(Assignment): Start with the first line of the records below. Output each line exactly, ending with the one that contains "C5; H17 on C6)".

(Supplied information):
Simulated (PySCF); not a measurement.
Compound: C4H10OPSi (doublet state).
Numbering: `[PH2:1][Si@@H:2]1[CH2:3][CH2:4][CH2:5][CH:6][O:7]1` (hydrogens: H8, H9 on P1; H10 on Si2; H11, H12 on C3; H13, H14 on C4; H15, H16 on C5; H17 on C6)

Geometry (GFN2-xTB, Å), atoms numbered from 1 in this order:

(Answer box):
Simulated (PySCF); not a measurement.
Compound: C4H10OPSi (doublet state).
Numbering: `[PH2:1][Si@@H:2]1[CH2:3][CH2:4][CH2:5][CH:6][O:7]1` (hydrogens: H8, H9 on P1; H10 on Si2; H11, H12 on C3; H13, H14 on C4; H15, H16 on C5; H17 on C6)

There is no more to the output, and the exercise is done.